Work order | Everything from the line containing "Level of theory: DFT, PBE, all-electron" through the line containing "bin): what does the calculation give?" in the listing below should be copied exactly, and nothing more.

[Data for analysis]

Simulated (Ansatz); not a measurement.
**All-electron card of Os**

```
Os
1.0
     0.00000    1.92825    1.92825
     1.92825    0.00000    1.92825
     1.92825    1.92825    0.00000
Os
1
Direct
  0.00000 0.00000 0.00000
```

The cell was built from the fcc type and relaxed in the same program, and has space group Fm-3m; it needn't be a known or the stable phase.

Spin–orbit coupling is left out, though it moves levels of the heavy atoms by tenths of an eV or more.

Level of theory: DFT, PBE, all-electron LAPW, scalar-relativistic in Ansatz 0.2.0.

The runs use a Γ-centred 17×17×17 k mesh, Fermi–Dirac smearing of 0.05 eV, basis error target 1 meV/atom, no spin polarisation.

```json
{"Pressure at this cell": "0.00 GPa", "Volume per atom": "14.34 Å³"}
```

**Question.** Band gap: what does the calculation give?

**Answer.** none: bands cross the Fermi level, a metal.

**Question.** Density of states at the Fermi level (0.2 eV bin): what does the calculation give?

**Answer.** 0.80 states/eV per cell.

[/Data for analysis]

Your solution |
Level of theory: DFT, PBE, all-electron LAPW, scalar-relativistic in Ansatz 0.2.0.

The runs use a Γ-centred 17×17×17 k mesh, Fermi–Dirac smearing of 0.05 eV, basis error target 1 meV/atom, no spin polarisation.

```json
{"Pressure at this cell": "0.00 GPa", "Volume per atom": "14.34 Å³"}
```

**Question.** Band gap: what does the calculation give?

**Answer.** none: bands cross the Fermi level, a metal.

**Question.** Density of states at the Fermi level (0.2 eV bin): what does the calculation give?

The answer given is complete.